Material supplied:
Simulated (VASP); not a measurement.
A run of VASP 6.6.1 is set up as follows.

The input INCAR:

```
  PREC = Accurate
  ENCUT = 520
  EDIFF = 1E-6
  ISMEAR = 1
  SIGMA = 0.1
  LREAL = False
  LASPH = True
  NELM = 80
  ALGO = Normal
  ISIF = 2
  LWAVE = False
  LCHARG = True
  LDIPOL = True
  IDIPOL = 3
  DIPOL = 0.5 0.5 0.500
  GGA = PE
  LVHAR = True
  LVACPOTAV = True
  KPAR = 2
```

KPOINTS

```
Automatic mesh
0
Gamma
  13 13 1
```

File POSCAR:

Action item: Copy every line of the listing above exactly.

Written answer:
Simulated (VASP); not a measurement.
A run of VASP 6.6.1 is set up as follows.

The input INCAR:

```
  PREC = Accurate
  ENCUT = 520
  EDIFF = 1E-6
  ISMEAR = 1
  SIGMA = 0.1
  LREAL = False
  LASPH = True
  NELM = 80
  ALGO = Normal
  ISIF = 2
  LWAVE = False
  LCHARG = True
  LDIPOL = True
  IDIPOL = 3
  DIPOL = 0.5 0.5 0.500
  GGA = PE
  LVHAR = True
  LVACPOTAV = True
  KPAR = 2
```

KPOINTS

```
Automatic mesh
0
Gamma
  13 13 1
```

File POSCAR:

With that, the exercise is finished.